== Extracted data

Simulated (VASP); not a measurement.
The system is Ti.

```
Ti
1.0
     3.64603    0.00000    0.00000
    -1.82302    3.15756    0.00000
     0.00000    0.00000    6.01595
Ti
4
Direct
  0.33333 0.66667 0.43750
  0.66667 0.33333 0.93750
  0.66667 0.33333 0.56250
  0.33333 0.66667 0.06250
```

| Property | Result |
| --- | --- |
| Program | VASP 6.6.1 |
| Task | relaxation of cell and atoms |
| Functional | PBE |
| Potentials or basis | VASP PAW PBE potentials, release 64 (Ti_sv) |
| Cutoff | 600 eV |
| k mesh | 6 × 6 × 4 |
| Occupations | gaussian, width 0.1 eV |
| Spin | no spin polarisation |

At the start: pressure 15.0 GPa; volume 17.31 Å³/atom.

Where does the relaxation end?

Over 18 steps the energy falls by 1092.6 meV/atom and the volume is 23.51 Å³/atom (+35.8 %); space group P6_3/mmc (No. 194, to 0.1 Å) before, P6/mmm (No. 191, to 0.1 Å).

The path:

====

◆ **Brief**
Could you set down, exactly as written, the lines above between the one holding "Cutoff | 600 eV |" and the one holding "Over 18 steps", inclusive, and nothing more?

◆ **Exercise answer**
| Cutoff | 600 eV |
| k mesh | 6 × 6 × 4 |
| Occupations | gaussian, width 0.1 eV |
| Spin | no spin polarisation |

At the start: pressure 15.0 GPa; volume 17.31 Å³/atom.

Where does the relaxation end?

Over 18 steps the energy falls by 1092.6 meV/atom and the volume is 23.51 Å³/atom (+35.8 %); space group P6_3/mmc (No. 194, to 0.1 Å) before, P6/mmm (No. 191, to 0.1 Å).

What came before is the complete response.